**REQUIREMENT:**
Copy out every entry, keeping each character the same.

**DATA FOR REVIEW:**
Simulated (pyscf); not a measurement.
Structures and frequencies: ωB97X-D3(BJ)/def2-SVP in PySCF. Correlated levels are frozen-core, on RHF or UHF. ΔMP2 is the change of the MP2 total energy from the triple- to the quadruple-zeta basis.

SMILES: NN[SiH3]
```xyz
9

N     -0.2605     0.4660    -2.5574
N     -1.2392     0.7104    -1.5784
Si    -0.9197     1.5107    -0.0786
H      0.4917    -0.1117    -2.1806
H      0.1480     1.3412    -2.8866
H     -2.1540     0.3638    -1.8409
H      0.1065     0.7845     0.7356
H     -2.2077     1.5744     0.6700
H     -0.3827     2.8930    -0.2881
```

**TASK OUTPUT:**
Simulated (pyscf); not a measurement.
Structures and frequencies: ωB97X-D3(BJ)/def2-SVP in PySCF. Correlated levels are frozen-core, on RHF or UHF. ΔMP2 is the change of the MP2 total energy from the triple- to the quadruple-zeta basis.

SMILES: NN[SiH3]
```xyz
9

N     -0.2605     0.4660    -2.5574
N     -1.2392     0.7104    -1.5784
Si    -0.9197     1.5107    -0.0786
H      0.4917    -0.1117    -2.1806
H      0.1480     1.3412    -2.8866
H     -2.1540     0.3638    -1.8409
H      0.1065     0.7845     0.7356
H     -2.2077     1.5744     0.6700
H     -0.3827     2.8930    -0.2881
```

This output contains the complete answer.